DATA TO EXAMINE:
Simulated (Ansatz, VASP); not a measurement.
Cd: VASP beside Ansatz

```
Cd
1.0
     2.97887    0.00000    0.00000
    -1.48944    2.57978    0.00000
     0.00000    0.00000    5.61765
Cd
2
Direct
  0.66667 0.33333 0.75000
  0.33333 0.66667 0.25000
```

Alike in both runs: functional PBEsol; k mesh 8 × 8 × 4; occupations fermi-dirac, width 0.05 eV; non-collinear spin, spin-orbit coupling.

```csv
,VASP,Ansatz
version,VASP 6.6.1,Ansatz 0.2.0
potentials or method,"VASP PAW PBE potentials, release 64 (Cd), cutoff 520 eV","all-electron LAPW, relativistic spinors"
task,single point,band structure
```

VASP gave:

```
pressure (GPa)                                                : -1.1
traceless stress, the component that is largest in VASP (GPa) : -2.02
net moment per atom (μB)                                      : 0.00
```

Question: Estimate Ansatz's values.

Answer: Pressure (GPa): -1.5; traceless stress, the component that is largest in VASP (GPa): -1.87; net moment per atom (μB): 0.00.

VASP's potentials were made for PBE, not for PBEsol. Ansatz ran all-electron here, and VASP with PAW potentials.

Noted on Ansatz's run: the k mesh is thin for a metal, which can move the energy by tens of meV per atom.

WORK TASK: Look through the material above and print exactly the lines from the one containing "Alike in both" to the one containing "Answer: Pressure (GPa): -1.5;", both included, and nothing more.

RESPONSE:
Alike in both runs: functional PBEsol; k mesh 8 × 8 × 4; occupations fermi-dirac, width 0.05 eV; non-collinear spin, spin-orbit coupling.

```csv
,VASP,Ansatz
version,VASP 6.6.1,Ansatz 0.2.0
potentials or method,"VASP PAW PBE potentials, release 64 (Cd), cutoff 520 eV","all-electron LAPW, relativistic spinors"
task,single point,band structure
```

VASP gave:

```
pressure (GPa)                                                : -1.1
traceless stress, the component that is largest in VASP (GPa) : -2.02
net moment per atom (μB)                                      : 0.00
```

Question: Estimate Ansatz's values.

Answer: Pressure (GPa): -1.5; traceless stress, the component that is largest in VASP (GPa): -1.87; net moment per atom (μB): 0.00.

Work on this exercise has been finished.